Work order. Copy the listing below in full, exactly as given.

►

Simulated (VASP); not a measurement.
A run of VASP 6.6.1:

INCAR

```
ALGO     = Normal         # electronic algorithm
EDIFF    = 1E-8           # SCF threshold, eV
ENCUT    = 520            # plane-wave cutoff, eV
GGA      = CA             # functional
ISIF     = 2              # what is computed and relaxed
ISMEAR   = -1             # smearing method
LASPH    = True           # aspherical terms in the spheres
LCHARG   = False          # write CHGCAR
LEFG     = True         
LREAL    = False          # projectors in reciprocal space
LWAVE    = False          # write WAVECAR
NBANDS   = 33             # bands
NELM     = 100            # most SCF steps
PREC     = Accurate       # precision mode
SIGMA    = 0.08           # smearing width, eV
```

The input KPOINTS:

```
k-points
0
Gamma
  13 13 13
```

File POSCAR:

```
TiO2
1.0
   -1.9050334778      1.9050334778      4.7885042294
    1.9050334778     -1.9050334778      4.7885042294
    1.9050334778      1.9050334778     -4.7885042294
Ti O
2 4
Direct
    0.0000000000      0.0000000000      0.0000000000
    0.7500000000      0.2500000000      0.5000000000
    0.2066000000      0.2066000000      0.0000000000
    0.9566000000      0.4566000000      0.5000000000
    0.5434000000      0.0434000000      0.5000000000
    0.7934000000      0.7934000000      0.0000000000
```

◄

Task solution.
Simulated (VASP); not a measurement.
A run of VASP 6.6.1:

INCAR

```
ALGO     = Normal         # electronic algorithm
EDIFF    = 1E-8           # SCF threshold, eV
ENCUT    = 520            # plane-wave cutoff, eV
GGA      = CA             # functional
ISIF     = 2              # what is computed and relaxed
ISMEAR   = -1             # smearing method
LASPH    = True           # aspherical terms in the spheres
LCHARG   = False          # write CHGCAR
LEFG     = True         
LREAL    = False          # projectors in reciprocal space
LWAVE    = False          # write WAVECAR
NBANDS   = 33             # bands
NELM     = 100            # most SCF steps
PREC     = Accurate       # precision mode
SIGMA    = 0.08           # smearing width, eV
```

The input KPOINTS:

```
k-points
0
Gamma
  13 13 13
```

File POSCAR:

```
TiO2
1.0
   -1.9050334778      1.9050334778      4.7885042294
    1.9050334778     -1.9050334778      4.7885042294
    1.9050334778      1.9050334778     -4.7885042294
Ti O
2 4
Direct
    0.0000000000      0.0000000000      0.0000000000
    0.7500000000      0.2500000000      0.5000000000
    0.2066000000      0.2066000000      0.0000000000
    0.9566000000      0.4566000000      0.5000000000
    0.5434000000      0.0434000000      0.5000000000
    0.7934000000      0.7934000000      0.0000000000
```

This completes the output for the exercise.